| EXCERPTED RECORDS |
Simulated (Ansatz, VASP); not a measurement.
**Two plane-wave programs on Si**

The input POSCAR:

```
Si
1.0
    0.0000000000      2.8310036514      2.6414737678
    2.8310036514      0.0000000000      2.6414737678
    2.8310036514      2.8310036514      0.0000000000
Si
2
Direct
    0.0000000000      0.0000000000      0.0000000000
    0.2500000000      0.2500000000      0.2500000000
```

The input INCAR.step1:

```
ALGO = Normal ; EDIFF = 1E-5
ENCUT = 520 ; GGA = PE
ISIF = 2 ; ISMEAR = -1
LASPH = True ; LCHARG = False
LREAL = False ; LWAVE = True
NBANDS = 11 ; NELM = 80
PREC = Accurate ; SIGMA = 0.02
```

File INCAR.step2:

| ASSIGNMENT |
Copy every record exactly, leaving each line intact.

| WRITTEN ANSWER |
Simulated (Ansatz, VASP); not a measurement.
**Two plane-wave programs on Si**

The input POSCAR:

```
Si
1.0
    0.0000000000      2.8310036514      2.6414737678
    2.8310036514      0.0000000000      2.6414737678
    2.8310036514      2.8310036514      0.0000000000
Si
2
Direct
    0.0000000000      0.0000000000      0.0000000000
    0.2500000000      0.2500000000      0.2500000000
```

The input INCAR.step1:

```
ALGO = Normal ; EDIFF = 1E-5
ENCUT = 520 ; GGA = PE
ISIF = 2 ; ISMEAR = -1
LASPH = True ; LCHARG = False
LREAL = False ; LWAVE = True
NBANDS = 11 ; NELM = 80
PREC = Accurate ; SIGMA = 0.02
```

File INCAR.step2:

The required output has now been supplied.